● Required action: Provide an exact copy of the lines from the beginning of the records through the line that includes "Result: At wB97M-V/def2-TZVPP", and of no others.

****

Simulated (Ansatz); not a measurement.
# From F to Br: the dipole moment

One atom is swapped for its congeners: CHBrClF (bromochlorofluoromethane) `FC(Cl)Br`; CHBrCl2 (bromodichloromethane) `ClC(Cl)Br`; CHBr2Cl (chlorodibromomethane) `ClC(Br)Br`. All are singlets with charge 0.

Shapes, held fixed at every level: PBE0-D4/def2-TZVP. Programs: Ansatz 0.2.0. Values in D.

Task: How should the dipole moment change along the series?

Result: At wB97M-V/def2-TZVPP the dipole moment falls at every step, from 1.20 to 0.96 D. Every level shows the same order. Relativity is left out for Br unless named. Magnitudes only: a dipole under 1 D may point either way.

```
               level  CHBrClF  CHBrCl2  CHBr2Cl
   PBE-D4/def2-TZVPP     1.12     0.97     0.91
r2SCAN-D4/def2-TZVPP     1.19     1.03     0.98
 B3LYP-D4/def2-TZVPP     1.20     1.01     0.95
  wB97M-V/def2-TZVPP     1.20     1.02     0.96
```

****

● Answer section:
Simulated (Ansatz); not a measurement.
# From F to Br: the dipole moment

One atom is swapped for its congeners: CHBrClF (bromochlorofluoromethane) `FC(Cl)Br`; CHBrCl2 (bromodichloromethane) `ClC(Cl)Br`; CHBr2Cl (chlorodibromomethane) `ClC(Br)Br`. All are singlets with charge 0.

Shapes, held fixed at every level: PBE0-D4/def2-TZVP. Programs: Ansatz 0.2.0. Values in D.

Task: How should the dipole moment change along the series?

Result: At wB97M-V/def2-TZVPP the dipole moment falls at every step, from 1.20 to 0.96 D. Every level shows the same order. Relativity is left out for Br unless named. Magnitudes only: a dipole under 1 D may point either way.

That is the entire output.